Work request: Copy the records below exactly as they appear.

(Stored data Opens)

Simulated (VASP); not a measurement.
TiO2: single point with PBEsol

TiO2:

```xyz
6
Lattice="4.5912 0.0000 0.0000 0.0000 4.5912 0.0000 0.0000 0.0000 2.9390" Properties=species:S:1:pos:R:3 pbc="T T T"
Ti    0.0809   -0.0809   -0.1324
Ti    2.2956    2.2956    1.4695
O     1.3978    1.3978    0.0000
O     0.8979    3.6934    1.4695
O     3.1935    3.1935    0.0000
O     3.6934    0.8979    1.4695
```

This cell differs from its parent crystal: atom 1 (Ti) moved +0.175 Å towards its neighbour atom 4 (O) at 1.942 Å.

(Stored data Closes)

Answer space:
Simulated (VASP); not a measurement.
TiO2: single point with PBEsol

TiO2:

```xyz
6
Lattice="4.5912 0.0000 0.0000 0.0000 4.5912 0.0000 0.0000 0.0000 2.9390" Properties=species:S:1:pos:R:3 pbc="T T T"
Ti    0.0809   -0.0809   -0.1324
Ti    2.2956    2.2956    1.4695
O     1.3978    1.3978    0.0000
O     0.8979    3.6934    1.4695
O     3.1935    3.1935    0.0000
O     3.6934    0.8979    1.4695
```

This cell differs from its parent crystal: atom 1 (Ti) moved +0.175 Å towards its neighbour atom 4 (O) at 1.942 Å.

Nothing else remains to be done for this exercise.